——————————

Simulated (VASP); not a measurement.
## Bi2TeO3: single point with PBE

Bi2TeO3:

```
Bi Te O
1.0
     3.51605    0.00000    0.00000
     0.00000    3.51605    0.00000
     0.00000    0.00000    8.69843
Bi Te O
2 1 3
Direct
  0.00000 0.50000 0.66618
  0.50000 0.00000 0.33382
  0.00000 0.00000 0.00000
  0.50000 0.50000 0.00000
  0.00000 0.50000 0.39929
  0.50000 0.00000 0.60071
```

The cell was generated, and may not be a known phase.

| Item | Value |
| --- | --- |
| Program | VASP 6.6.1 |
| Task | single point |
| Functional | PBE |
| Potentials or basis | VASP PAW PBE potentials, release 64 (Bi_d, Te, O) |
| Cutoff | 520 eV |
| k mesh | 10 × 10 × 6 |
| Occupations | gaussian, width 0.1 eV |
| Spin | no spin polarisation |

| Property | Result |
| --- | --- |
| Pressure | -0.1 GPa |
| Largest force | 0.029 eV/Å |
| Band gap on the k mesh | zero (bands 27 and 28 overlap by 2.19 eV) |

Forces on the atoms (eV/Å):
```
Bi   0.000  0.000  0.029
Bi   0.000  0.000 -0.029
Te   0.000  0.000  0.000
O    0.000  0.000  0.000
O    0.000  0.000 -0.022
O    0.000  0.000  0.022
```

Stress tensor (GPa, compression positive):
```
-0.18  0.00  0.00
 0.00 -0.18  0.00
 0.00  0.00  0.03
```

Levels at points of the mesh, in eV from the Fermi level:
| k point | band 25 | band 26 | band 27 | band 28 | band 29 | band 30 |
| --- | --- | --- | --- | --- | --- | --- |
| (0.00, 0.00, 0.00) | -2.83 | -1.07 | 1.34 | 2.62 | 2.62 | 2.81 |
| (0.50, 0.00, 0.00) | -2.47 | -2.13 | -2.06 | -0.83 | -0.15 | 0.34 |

——————————

Exactly as they appear, copy the lines of the listing above from the first through the one that contains "by 2.19 eV) |", and nothing more.

Simulated (VASP); not a measurement.
## Bi2TeO3: single point with PBE

Bi2TeO3:

```
Bi Te O
1.0
     3.51605    0.00000    0.00000
     0.00000    3.51605    0.00000
     0.00000    0.00000    8.69843
Bi Te O
2 1 3
Direct
  0.00000 0.50000 0.66618
  0.50000 0.00000 0.33382
  0.00000 0.00000 0.00000
  0.50000 0.50000 0.00000
  0.00000 0.50000 0.39929
  0.50000 0.00000 0.60071
```

The cell was generated, and may not be a known phase.

| Item | Value |
| --- | --- |
| Program | VASP 6.6.1 |
| Task | single point |
| Functional | PBE |
| Potentials or basis | VASP PAW PBE potentials, release 64 (Bi_d, Te, O) |
| Cutoff | 520 eV |
| k mesh | 10 × 10 × 6 |
| Occupations | gaussian, width 0.1 eV |
| Spin | no spin polarisation |

| Property | Result |
| --- | --- |
| Pressure | -0.1 GPa |
| Largest force | 0.029 eV/Å |
| Band gap on the k mesh | zero (bands 27 and 28 overlap by 2.19 eV) |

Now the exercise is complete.